Work order: Repeat, please, only the lines from the top of the data down to the line with "What harmonic wavenumber"; include both of those lines.

━━━━━━━━━━━━━━━━━━━━

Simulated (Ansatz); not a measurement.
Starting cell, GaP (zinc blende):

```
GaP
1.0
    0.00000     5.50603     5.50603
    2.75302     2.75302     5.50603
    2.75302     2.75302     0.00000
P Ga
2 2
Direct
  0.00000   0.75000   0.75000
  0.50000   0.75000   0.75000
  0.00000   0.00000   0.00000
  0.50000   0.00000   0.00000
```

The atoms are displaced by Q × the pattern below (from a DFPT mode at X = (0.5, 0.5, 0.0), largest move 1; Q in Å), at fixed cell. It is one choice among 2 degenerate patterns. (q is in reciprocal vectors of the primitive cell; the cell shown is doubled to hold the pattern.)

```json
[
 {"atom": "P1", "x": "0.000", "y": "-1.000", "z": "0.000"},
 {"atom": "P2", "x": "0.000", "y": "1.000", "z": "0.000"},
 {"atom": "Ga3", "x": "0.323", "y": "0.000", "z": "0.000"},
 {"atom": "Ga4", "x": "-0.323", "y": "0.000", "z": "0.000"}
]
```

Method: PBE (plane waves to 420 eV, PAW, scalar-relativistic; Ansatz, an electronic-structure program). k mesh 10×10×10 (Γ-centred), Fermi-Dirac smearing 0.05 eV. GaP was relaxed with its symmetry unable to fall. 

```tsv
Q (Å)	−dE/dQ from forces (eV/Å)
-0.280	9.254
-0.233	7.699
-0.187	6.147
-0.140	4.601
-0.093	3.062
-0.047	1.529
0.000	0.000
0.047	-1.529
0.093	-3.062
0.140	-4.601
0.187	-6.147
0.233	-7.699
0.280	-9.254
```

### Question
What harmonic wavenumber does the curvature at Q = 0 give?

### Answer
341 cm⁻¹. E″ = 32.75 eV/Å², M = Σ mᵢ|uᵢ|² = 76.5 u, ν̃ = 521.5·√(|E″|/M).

━━━━━━━━━━━━━━━━━━━━

Answer space:
Simulated (Ansatz); not a measurement.
Starting cell, GaP (zinc blende):

```
GaP
1.0
    0.00000     5.50603     5.50603
    2.75302     2.75302     5.50603
    2.75302     2.75302     0.00000
P Ga
2 2
Direct
  0.00000   0.75000   0.75000
  0.50000   0.75000   0.75000
  0.00000   0.00000   0.00000
  0.50000   0.00000   0.00000
```

The atoms are displaced by Q × the pattern below (from a DFPT mode at X = (0.5, 0.5, 0.0), largest move 1; Q in Å), at fixed cell. It is one choice among 2 degenerate patterns. (q is in reciprocal vectors of the primitive cell; the cell shown is doubled to hold the pattern.)

```json
[
 {"atom": "P1", "x": "0.000", "y": "-1.000", "z": "0.000"},
 {"atom": "P2", "x": "0.000", "y": "1.000", "z": "0.000"},
 {"atom": "Ga3", "x": "0.323", "y": "0.000", "z": "0.000"},
 {"atom": "Ga4", "x": "-0.323", "y": "0.000", "z": "0.000"}
]
```

Method: PBE (plane waves to 420 eV, PAW, scalar-relativistic; Ansatz, an electronic-structure program). k mesh 10×10×10 (Γ-centred), Fermi-Dirac smearing 0.05 eV. GaP was relaxed with its symmetry unable to fall. 

```tsv
Q (Å)	−dE/dQ from forces (eV/Å)
-0.280	9.254
-0.233	7.699
-0.187	6.147
-0.140	4.601
-0.093	3.062
-0.047	1.529
0.000	0.000
0.047	-1.529
0.093	-3.062
0.140	-4.601
0.187	-6.147
0.233	-7.699
0.280	-9.254
```

### Question
What harmonic wavenumber does the curvature at Q = 0 give?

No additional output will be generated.